Brief. All of the data needs to be reproduced with no alterations.

******************************
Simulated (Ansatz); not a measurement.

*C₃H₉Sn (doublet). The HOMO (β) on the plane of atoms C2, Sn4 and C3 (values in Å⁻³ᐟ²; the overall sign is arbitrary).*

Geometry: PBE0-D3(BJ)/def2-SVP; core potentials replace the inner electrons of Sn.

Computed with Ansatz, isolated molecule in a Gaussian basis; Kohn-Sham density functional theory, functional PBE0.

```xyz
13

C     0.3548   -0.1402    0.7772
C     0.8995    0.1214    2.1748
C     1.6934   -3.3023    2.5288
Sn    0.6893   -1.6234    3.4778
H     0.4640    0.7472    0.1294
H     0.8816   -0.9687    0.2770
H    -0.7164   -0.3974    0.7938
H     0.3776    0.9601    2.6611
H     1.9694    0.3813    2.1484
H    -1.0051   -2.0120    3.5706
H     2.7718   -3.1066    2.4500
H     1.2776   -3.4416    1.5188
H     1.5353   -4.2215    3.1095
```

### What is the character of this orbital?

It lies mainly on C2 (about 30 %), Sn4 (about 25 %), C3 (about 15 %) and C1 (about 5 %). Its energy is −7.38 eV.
******************************

Answer area.
Simulated (Ansatz); not a measurement.

*C₃H₉Sn (doublet). The HOMO (β) on the plane of atoms C2, Sn4 and C3 (values in Å⁻³ᐟ²; the overall sign is arbitrary).*

Geometry: PBE0-D3(BJ)/def2-SVP; core potentials replace the inner electrons of Sn.

Computed with Ansatz, isolated molecule in a Gaussian basis; Kohn-Sham density functional theory, functional PBE0.

```xyz
13

C     0.3548   -0.1402    0.7772
C     0.8995    0.1214    2.1748
C     1.6934   -3.3023    2.5288
Sn    0.6893   -1.6234    3.4778
H     0.4640    0.7472    0.1294
H     0.8816   -0.9687    0.2770
H    -0.7164   -0.3974    0.7938
H     0.3776    0.9601    2.6611
H     1.9694    0.3813    2.1484
H    -1.0051   -2.0120    3.5706
H     2.7718   -3.1066    2.4500
H     1.2776   -3.4416    1.5188
H     1.5353   -4.2215    3.1095
```

### What is the character of this orbital?

It lies mainly on C2 (about 30 %), Sn4 (about 25 %), C3 (about 15 %) and C1 (about 5 %). Its energy is −7.38 eV.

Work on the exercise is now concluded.